* _Data under study_
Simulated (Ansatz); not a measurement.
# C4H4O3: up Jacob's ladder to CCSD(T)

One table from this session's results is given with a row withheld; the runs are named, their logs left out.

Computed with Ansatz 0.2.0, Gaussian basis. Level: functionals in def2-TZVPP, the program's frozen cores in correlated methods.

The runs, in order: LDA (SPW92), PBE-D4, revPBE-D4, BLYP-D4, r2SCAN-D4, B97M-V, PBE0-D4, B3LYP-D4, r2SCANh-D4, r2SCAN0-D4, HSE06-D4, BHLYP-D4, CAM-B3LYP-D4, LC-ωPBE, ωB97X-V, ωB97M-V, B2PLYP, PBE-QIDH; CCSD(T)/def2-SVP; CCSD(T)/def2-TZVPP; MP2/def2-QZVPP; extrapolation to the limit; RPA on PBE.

* _Brief_
Please output every line shown above exactly.

* _Task answer_
Simulated (Ansatz); not a measurement.
# C4H4O3: up Jacob's ladder to CCSD(T)

One table from this session's results is given with a row withheld; the runs are named, their logs left out.

Computed with Ansatz 0.2.0, Gaussian basis. Level: functionals in def2-TZVPP, the program's frozen cores in correlated methods.

The runs, in order: LDA (SPW92), PBE-D4, revPBE-D4, BLYP-D4, r2SCAN-D4, B97M-V, PBE0-D4, B3LYP-D4, r2SCANh-D4, r2SCAN0-D4, HSE06-D4, BHLYP-D4, CAM-B3LYP-D4, LC-ωPBE, ωB97X-V, ωB97M-V, B2PLYP, PBE-QIDH; CCSD(T)/def2-SVP; CCSD(T)/def2-TZVPP; MP2/def2-QZVPP; extrapolation to the limit; RPA on PBE.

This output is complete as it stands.